.....
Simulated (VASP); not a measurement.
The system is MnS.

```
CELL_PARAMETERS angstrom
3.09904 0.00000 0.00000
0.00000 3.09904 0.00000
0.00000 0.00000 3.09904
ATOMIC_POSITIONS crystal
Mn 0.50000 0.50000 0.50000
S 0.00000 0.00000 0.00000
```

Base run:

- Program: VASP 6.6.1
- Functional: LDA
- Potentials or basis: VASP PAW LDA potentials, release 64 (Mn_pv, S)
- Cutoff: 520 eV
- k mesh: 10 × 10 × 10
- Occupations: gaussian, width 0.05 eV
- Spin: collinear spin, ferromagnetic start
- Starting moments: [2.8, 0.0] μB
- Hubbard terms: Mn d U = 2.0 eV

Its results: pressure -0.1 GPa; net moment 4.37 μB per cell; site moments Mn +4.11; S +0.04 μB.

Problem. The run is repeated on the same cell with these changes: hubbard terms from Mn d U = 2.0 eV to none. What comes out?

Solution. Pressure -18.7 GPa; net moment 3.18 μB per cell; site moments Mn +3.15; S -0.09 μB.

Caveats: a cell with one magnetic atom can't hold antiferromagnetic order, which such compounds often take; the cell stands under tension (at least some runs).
.....

▶ [REQUIREMENT] Every record needs to be written out again, exactly as it was given.

▶ [YOUR SOLUTION]
Simulated (VASP); not a measurement.
The system is MnS.

```
CELL_PARAMETERS angstrom
3.09904 0.00000 0.00000
0.00000 3.09904 0.00000
0.00000 0.00000 3.09904
ATOMIC_POSITIONS crystal
Mn 0.50000 0.50000 0.50000
S 0.00000 0.00000 0.00000
```

Base run:

- Program: VASP 6.6.1
- Functional: LDA
- Potentials or basis: VASP PAW LDA potentials, release 64 (Mn_pv, S)
- Cutoff: 520 eV
- k mesh: 10 × 10 × 10
- Occupations: gaussian, width 0.05 eV
- Spin: collinear spin, ferromagnetic start
- Starting moments: [2.8, 0.0] μB
- Hubbard terms: Mn d U = 2.0 eV

Its results: pressure -0.1 GPa; net moment 4.37 μB per cell; site moments Mn +4.11; S +0.04 μB.

Problem. The run is repeated on the same cell with these changes: hubbard terms from Mn d U = 2.0 eV to none. What comes out?

Solution. Pressure -18.7 GPa; net moment 3.18 μB per cell; site moments Mn +3.15; S -0.09 μB.

Caveats: a cell with one magnetic atom can't hold antiferromagnetic order, which such compounds often take; the cell stands under tension (at least some runs).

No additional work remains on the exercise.